Work task: Starting at the top of the records, output every line through the one that contains "Question: Which species", keeping each exactly as it appears.

Entries shown:
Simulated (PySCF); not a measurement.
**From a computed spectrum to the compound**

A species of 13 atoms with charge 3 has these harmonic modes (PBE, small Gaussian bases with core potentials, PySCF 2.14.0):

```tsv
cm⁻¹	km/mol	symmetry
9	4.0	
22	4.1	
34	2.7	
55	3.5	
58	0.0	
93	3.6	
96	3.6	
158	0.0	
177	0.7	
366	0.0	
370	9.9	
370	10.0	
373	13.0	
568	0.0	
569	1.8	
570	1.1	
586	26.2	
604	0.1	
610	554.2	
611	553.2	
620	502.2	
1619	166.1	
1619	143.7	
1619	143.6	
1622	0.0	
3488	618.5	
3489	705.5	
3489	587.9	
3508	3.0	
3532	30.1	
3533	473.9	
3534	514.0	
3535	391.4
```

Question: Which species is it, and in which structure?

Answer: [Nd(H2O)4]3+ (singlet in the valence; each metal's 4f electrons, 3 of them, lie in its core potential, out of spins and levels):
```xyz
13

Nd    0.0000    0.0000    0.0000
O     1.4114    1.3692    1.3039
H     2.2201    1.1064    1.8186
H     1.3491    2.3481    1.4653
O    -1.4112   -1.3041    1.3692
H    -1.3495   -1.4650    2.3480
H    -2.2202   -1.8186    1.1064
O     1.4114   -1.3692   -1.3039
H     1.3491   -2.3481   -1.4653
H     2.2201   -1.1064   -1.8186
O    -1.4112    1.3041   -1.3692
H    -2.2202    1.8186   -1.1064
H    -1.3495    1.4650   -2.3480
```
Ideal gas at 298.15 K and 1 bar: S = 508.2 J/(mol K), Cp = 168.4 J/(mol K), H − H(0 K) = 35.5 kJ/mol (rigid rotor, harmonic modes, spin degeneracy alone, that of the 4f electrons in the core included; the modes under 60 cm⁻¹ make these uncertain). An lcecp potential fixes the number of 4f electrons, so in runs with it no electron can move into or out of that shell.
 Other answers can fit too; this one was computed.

Solution:
Simulated (PySCF); not a measurement.
**From a computed spectrum to the compound**

A species of 13 atoms with charge 3 has these harmonic modes (PBE, small Gaussian bases with core potentials, PySCF 2.14.0):

```tsv
cm⁻¹	km/mol	symmetry
9	4.0	
22	4.1	
34	2.7	
55	3.5	
58	0.0	
93	3.6	
96	3.6	
158	0.0	
177	0.7	
366	0.0	
370	9.9	
370	10.0	
373	13.0	
568	0.0	
569	1.8	
570	1.1	
586	26.2	
604	0.1	
610	554.2	
611	553.2	
620	502.2	
1619	166.1	
1619	143.7	
1619	143.6	
1622	0.0	
3488	618.5	
3489	705.5	
3489	587.9	
3508	3.0	
3532	30.1	
3533	473.9	
3534	514.0	
3535	391.4
```

Question: Which species is it, and in which structure?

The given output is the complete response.